▸ **DATA EXTRACT**:
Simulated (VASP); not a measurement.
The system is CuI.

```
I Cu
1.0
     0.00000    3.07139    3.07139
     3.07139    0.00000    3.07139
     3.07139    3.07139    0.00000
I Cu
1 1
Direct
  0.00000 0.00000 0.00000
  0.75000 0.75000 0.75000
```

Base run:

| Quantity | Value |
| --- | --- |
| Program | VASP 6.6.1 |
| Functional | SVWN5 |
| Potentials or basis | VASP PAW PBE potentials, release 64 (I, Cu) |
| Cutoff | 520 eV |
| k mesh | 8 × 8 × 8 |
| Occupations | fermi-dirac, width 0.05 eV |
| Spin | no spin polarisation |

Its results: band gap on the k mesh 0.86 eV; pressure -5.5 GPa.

▸ **WORK REQUEST**: Please output the exact lines of the records above, beginning with the first and stopping after the line that holds "spin polarisation |", and nothing else.

▸ **WRITTEN ANSWER**:
Simulated (VASP); not a measurement.
The system is CuI.

```
I Cu
1.0
     0.00000    3.07139    3.07139
     3.07139    0.00000    3.07139
     3.07139    3.07139    0.00000
I Cu
1 1
Direct
  0.00000 0.00000 0.00000
  0.75000 0.75000 0.75000
```

Base run:

| Quantity | Value |
| --- | --- |
| Program | VASP 6.6.1 |
| Functional | SVWN5 |
| Potentials or basis | VASP PAW PBE potentials, release 64 (I, Cu) |
| Cutoff | 520 eV |
| k mesh | 8 × 8 × 8 |
| Occupations | fermi-dirac, width 0.05 eV |
| Spin | no spin polarisation |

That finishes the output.